TASK ITEM
Everything from the line containing "C (model structure, Pn-3m, No." through the line containing "Settings: plane-wave cutoff" in the listing below should be copied exactly, and nothing more.

THE DATA
^^^^^^^^^^^^^^^^

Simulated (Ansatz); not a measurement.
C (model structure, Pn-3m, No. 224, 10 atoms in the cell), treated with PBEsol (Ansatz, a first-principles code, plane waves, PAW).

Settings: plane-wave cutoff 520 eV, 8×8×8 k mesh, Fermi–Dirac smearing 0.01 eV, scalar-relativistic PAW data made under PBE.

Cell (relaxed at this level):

^^^^^^^^^^^^^^^^

RESPONSE AREA
C (model structure, Pn-3m, No. 224, 10 atoms in the cell), treated with PBEsol (Ansatz, a first-principles code, plane waves, PAW).

Settings: plane-wave cutoff 520 eV, 8×8×8 k mesh, Fermi–Dirac smearing 0.01 eV, scalar-relativistic PAW data made under PBE.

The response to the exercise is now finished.